- **Extracted information**
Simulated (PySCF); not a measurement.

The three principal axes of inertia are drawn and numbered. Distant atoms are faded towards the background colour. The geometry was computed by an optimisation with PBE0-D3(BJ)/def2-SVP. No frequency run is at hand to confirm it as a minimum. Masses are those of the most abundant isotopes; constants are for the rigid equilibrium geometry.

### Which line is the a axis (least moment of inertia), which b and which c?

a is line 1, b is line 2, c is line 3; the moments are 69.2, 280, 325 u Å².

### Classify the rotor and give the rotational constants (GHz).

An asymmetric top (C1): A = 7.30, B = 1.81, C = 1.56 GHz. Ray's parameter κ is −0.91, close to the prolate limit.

- **Work item**
Prepare a faithful transcription of the material above, with nothing altered.

- **Task output**
Simulated (PySCF); not a measurement.

The three principal axes of inertia are drawn and numbered. Distant atoms are faded towards the background colour. The geometry was computed by an optimisation with PBE0-D3(BJ)/def2-SVP. No frequency run is at hand to confirm it as a minimum. Masses are those of the most abundant isotopes; constants are for the rigid equilibrium geometry.

### Which line is the a axis (least moment of inertia), which b and which c?

a is line 1, b is line 2, c is line 3; the moments are 69.2, 280, 325 u Å².

### Classify the rotor and give the rotational constants (GHz).

An asymmetric top (C1): A = 7.30, B = 1.81, C = 1.56 GHz. Ray's parameter κ is −0.91, close to the prolate limit.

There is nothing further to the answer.